━━ Data under study

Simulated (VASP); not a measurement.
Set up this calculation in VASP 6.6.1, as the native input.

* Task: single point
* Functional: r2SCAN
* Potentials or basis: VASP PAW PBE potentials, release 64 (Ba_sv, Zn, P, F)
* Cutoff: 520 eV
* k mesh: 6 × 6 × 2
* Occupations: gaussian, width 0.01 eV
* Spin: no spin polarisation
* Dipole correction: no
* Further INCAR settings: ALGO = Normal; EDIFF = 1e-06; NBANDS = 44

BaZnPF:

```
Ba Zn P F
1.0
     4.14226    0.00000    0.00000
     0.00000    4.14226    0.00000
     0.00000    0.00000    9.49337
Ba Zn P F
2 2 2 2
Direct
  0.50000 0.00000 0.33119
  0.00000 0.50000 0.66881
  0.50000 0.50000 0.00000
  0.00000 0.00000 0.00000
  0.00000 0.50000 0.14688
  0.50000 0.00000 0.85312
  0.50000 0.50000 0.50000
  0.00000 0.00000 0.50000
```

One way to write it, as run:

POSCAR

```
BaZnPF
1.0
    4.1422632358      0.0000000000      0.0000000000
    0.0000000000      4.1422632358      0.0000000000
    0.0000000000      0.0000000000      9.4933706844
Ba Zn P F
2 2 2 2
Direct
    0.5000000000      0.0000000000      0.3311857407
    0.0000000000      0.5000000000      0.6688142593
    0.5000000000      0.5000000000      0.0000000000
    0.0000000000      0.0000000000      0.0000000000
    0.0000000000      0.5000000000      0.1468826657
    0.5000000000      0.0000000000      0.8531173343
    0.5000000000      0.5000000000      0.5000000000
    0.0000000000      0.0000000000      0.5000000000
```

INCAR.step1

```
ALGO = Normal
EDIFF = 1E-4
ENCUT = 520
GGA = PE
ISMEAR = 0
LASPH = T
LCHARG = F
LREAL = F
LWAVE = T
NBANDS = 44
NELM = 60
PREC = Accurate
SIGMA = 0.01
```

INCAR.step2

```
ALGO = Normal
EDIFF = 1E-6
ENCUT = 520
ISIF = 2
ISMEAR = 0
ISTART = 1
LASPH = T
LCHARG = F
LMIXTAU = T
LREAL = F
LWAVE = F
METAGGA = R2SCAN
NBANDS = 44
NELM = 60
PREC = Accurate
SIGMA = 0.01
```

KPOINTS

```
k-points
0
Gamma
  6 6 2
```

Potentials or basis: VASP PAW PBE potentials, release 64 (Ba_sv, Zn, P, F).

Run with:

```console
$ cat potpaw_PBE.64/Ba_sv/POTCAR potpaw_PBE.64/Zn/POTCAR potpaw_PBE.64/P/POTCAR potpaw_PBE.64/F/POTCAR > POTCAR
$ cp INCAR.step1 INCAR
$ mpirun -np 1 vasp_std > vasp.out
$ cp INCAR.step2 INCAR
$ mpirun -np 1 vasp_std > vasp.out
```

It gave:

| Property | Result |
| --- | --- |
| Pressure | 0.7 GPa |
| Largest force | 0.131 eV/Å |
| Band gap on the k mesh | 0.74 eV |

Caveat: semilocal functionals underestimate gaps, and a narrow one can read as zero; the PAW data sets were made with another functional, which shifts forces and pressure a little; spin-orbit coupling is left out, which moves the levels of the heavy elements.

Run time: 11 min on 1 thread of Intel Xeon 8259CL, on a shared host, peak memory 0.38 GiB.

━━━━

Requirement>
Reproduce, exactly as they stand in the data above, the lines from the one that holds "(Ba_sv, Zn, P, F)." to the one that holds "mesh | 0.74 eV |", inclusive.

Problem solution>
Potentials or basis: VASP PAW PBE potentials, release 64 (Ba_sv, Zn, P, F).

Run with:

```console
$ cat potpaw_PBE.64/Ba_sv/POTCAR potpaw_PBE.64/Zn/POTCAR potpaw_PBE.64/P/POTCAR potpaw_PBE.64/F/POTCAR > POTCAR
$ cp INCAR.step1 INCAR
$ mpirun -np 1 vasp_std > vasp.out
$ cp INCAR.step2 INCAR
$ mpirun -np 1 vasp_std > vasp.out
```

It gave:

| Property | Result |
| --- | --- |
| Pressure | 0.7 GPa |
| Largest force | 0.131 eV/Å |
| Band gap on the k mesh | 0.74 eV |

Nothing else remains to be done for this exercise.